** Opening Data for review block **

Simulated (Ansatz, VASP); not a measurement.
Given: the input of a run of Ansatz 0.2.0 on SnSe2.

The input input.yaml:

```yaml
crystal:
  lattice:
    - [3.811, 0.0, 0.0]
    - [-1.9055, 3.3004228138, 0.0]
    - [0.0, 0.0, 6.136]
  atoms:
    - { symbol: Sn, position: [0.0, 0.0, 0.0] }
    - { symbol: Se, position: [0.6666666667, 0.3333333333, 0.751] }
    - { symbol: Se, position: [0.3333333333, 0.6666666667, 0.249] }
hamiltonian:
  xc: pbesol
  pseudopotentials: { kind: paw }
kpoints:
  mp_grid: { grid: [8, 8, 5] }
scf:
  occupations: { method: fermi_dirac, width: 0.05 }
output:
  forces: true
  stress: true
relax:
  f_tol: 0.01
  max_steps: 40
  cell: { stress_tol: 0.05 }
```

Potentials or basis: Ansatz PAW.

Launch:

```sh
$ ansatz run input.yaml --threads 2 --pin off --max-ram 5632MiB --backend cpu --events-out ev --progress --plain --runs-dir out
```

** Closing Data for review block **

» Required action:
Begin with the first line of the listing and copy exactly through the line that contains "Potentials or basis: Ansatz PAW.", please, keeping both ends and leaving out everything after.

» Response area:
Simulated (Ansatz, VASP); not a measurement.
Given: the input of a run of Ansatz 0.2.0 on SnSe2.

The input input.yaml:

```yaml
crystal:
  lattice:
    - [3.811, 0.0, 0.0]
    - [-1.9055, 3.3004228138, 0.0]
    - [0.0, 0.0, 6.136]
  atoms:
    - { symbol: Sn, position: [0.0, 0.0, 0.0] }
    - { symbol: Se, position: [0.6666666667, 0.3333333333, 0.751] }
    - { symbol: Se, position: [0.3333333333, 0.6666666667, 0.249] }
hamiltonian:
  xc: pbesol
  pseudopotentials: { kind: paw }
kpoints:
  mp_grid: { grid: [8, 8, 5] }
scf:
  occupations: { method: fermi_dirac, width: 0.05 }
output:
  forces: true
  stress: true
relax:
  f_tol: 0.01
  max_steps: 40
  cell: { stress_tol: 0.05 }
```

Potentials or basis: Ansatz PAW.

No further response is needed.